□ □ □ □

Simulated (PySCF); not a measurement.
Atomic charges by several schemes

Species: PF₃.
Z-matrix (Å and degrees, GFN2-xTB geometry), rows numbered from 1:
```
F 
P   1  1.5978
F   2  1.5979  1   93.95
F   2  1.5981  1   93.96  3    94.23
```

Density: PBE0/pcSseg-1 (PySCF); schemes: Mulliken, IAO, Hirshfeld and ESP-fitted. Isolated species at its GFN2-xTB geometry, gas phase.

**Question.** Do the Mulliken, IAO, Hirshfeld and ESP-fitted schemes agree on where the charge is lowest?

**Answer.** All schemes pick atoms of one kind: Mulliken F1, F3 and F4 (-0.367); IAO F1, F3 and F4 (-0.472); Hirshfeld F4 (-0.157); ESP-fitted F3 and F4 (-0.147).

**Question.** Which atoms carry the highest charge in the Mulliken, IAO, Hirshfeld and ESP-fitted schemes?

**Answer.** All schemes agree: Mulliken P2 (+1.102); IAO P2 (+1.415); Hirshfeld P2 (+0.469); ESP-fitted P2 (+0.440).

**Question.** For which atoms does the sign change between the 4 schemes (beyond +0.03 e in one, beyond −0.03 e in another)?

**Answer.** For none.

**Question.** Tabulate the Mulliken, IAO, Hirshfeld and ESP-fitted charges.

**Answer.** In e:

□ □ □ □

> Requirement:
Both the line containing "and ESP-fitted schemes?" and the line containing "and ESP-fitted charges." belong in the answer. Print them and every line above that falls between them exactly, and no others.

> Reply:
**Question.** Which atoms carry the highest charge in the Mulliken, IAO, Hirshfeld and ESP-fitted schemes?

**Answer.** All schemes agree: Mulliken P2 (+1.102); IAO P2 (+1.415); Hirshfeld P2 (+0.469); ESP-fitted P2 (+0.440).

**Question.** For which atoms does the sign change between the 4 schemes (beyond +0.03 e in one, beyond −0.03 e in another)?

**Answer.** For none.

**Question.** Tabulate the Mulliken, IAO, Hirshfeld and ESP-fitted charges.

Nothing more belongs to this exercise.